BRIEF: Every entry should be reproduced word for word.

-------------------------

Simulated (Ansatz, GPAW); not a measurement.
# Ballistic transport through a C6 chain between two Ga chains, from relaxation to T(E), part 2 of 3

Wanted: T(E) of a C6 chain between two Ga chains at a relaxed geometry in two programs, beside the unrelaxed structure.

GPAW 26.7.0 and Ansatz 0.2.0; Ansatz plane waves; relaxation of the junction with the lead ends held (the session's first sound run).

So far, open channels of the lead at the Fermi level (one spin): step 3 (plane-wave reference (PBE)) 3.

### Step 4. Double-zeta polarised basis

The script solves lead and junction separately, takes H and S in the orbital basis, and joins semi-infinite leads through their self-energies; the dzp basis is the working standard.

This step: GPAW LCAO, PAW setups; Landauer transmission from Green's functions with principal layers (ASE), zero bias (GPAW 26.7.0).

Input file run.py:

-------------------------

YOUR SOLUTION:
Simulated (Ansatz, GPAW); not a measurement.
# Ballistic transport through a C6 chain between two Ga chains, from relaxation to T(E), part 2 of 3

Wanted: T(E) of a C6 chain between two Ga chains at a relaxed geometry in two programs, beside the unrelaxed structure.

GPAW 26.7.0 and Ansatz 0.2.0; Ansatz plane waves; relaxation of the junction with the lead ends held (the session's first sound run).

So far, open channels of the lead at the Fermi level (one spin): step 3 (plane-wave reference (PBE)) 3.

### Step 4. Double-zeta polarised basis

The script solves lead and junction separately, takes H and S in the orbital basis, and joins semi-infinite leads through their self-energies; the dzp basis is the working standard.

This step: GPAW LCAO, PAW setups; Landauer transmission from Green's functions with principal layers (ASE), zero bias (GPAW 26.7.0).

Input file run.py:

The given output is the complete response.